#### Work instruction
Of the entries below, return only those lines from the line with "smearing width) |" to the line with "Wall time 47", exactly, both included.

-- Data listing follows --

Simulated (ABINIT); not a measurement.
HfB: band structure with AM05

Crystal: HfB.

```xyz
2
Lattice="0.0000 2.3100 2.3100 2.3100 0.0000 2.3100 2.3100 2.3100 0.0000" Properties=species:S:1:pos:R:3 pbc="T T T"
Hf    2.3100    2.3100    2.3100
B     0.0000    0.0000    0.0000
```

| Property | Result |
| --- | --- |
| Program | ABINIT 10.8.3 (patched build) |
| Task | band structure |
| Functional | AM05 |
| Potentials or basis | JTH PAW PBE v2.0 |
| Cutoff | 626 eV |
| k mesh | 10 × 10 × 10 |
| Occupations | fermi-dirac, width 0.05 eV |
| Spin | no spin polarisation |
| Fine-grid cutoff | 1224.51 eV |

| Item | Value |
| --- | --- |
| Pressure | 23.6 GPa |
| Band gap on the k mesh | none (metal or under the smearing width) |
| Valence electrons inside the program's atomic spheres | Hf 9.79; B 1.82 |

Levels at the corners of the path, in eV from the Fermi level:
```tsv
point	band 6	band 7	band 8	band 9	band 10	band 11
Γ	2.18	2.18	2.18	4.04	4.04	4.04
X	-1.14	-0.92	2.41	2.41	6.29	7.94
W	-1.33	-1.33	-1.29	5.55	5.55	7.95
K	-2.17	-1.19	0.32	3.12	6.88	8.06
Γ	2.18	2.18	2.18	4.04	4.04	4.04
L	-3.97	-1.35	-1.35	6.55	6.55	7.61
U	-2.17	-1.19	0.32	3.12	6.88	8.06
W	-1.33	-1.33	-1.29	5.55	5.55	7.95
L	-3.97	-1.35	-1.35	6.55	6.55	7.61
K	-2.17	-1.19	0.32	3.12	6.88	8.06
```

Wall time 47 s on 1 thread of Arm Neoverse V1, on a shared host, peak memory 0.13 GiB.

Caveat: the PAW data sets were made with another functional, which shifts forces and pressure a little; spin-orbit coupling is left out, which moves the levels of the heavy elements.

-- Data listing concluded --

#### Exercise answer
| Band gap on the k mesh | none (metal or under the smearing width) |
| Valence electrons inside the program's atomic spheres | Hf 9.79; B 1.82 |

Levels at the corners of the path, in eV from the Fermi level:
```tsv
point	band 6	band 7	band 8	band 9	band 10	band 11
Γ	2.18	2.18	2.18	4.04	4.04	4.04
X	-1.14	-0.92	2.41	2.41	6.29	7.94
W	-1.33	-1.33	-1.29	5.55	5.55	7.95
K	-2.17	-1.19	0.32	3.12	6.88	8.06
Γ	2.18	2.18	2.18	4.04	4.04	4.04
L	-3.97	-1.35	-1.35	6.55	6.55	7.61
U	-2.17	-1.19	0.32	3.12	6.88	8.06
W	-1.33	-1.33	-1.29	5.55	5.55	7.95
L	-3.97	-1.35	-1.35	6.55	6.55	7.61
K	-2.17	-1.19	0.32	3.12	6.88	8.06
```

Wall time 47 s on 1 thread of Arm Neoverse V1, on a shared host, peak memory 0.13 GiB.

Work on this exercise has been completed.